══════
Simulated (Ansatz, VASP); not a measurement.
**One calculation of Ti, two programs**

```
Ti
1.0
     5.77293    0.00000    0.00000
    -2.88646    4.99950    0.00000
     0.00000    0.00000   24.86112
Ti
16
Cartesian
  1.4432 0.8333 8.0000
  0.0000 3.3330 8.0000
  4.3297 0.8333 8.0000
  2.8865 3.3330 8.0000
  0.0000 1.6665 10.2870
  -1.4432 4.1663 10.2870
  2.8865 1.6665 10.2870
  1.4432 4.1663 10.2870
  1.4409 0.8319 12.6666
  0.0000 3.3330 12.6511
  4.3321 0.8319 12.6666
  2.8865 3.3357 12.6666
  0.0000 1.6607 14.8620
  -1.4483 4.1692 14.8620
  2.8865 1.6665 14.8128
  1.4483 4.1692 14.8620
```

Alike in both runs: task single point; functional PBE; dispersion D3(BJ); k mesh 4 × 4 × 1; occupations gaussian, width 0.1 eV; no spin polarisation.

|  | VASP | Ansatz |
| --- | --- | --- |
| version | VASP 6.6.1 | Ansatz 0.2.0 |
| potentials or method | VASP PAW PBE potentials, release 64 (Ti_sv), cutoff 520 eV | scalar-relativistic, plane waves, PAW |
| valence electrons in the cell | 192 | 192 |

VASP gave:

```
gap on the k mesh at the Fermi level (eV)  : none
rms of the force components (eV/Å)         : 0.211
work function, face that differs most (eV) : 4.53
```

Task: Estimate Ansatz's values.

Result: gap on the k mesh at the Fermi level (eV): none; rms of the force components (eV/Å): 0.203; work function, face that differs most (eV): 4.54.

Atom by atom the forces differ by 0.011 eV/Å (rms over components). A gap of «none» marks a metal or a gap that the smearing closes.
══════

Assignment
All lines above from the one holding "Task: Estimate Ansatz's values." to the one holding "Result: gap on", inclusive, are to be copied exactly; no other line is wanted.

Task answer
Task: Estimate Ansatz's values.

Result: gap on the k mesh at the Fermi level (eV): none; rms of the force components (eV/Å): 0.203; work function, face that differs most (eV): 4.54.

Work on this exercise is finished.